__________

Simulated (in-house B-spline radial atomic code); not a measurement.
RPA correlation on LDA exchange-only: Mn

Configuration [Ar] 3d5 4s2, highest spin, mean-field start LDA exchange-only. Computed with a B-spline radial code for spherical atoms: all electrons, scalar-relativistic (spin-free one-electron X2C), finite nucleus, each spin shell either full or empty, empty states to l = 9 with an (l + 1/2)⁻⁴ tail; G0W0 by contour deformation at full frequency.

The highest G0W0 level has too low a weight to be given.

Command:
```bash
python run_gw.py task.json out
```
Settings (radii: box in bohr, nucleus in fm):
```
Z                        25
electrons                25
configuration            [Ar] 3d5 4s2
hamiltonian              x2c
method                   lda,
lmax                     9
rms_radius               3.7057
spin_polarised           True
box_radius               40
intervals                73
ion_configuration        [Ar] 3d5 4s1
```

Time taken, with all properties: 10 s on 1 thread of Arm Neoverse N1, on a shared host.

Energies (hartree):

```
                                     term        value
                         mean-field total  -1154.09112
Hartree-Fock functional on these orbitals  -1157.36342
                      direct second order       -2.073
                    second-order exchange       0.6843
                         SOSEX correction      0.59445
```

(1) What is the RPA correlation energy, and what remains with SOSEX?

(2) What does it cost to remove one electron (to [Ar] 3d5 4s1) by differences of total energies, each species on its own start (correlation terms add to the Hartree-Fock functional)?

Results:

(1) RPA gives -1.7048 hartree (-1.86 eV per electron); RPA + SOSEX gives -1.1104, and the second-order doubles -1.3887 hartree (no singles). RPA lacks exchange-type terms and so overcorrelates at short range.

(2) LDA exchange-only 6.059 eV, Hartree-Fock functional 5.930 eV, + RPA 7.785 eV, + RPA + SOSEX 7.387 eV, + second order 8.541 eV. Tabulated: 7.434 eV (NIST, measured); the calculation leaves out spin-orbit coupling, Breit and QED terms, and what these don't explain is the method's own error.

__________

* Brief *
Return only the stretch of the material above from the line holding "(2) What does" through the line holding "(1) RPA gives", copied exactly.

* Answer section *
(2) What does it cost to remove one electron (to [Ar] 3d5 4s1) by differences of total energies, each species on its own start (correlation terms add to the Hartree-Fock functional)?

Results:

(1) RPA gives -1.7048 hartree (-1.86 eV per electron); RPA + SOSEX gives -1.1104, and the second-order doubles -1.3887 hartree (no singles). RPA lacks exchange-type terms and so overcorrelates at short range.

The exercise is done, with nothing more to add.